(REQUIRED ACTION)
In exact form, set down only those lines of the material that run from its first line to the line with "### Which geometry has the lower energy?", inclusive.

(DATA RECORDS)
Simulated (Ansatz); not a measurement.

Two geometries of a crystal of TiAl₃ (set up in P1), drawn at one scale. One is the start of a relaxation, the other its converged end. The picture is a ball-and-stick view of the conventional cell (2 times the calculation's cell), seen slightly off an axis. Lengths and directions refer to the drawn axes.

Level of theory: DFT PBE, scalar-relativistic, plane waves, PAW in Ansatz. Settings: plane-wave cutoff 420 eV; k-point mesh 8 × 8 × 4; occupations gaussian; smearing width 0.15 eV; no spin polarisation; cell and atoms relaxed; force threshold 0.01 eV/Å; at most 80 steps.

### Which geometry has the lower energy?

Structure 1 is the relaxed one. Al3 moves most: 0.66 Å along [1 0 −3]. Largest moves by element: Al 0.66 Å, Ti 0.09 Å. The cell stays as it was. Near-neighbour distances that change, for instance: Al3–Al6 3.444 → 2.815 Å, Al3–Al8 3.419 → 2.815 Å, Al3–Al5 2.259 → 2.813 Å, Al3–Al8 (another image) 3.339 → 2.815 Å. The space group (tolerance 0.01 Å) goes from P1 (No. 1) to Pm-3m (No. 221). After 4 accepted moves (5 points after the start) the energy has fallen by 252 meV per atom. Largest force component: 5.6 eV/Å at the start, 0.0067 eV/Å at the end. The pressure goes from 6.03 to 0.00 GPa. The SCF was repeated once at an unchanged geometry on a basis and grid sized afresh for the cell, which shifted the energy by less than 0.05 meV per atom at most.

(YOUR RESPONSE)
Simulated (Ansatz); not a measurement.

Two geometries of a crystal of TiAl₃ (set up in P1), drawn at one scale. One is the start of a relaxation, the other its converged end. The picture is a ball-and-stick view of the conventional cell (2 times the calculation's cell), seen slightly off an axis. Lengths and directions refer to the drawn axes.

Level of theory: DFT PBE, scalar-relativistic, plane waves, PAW in Ansatz. Settings: plane-wave cutoff 420 eV; k-point mesh 8 × 8 × 4; occupations gaussian; smearing width 0.15 eV; no spin polarisation; cell and atoms relaxed; force threshold 0.01 eV/Å; at most 80 steps.

### Which geometry has the lower energy?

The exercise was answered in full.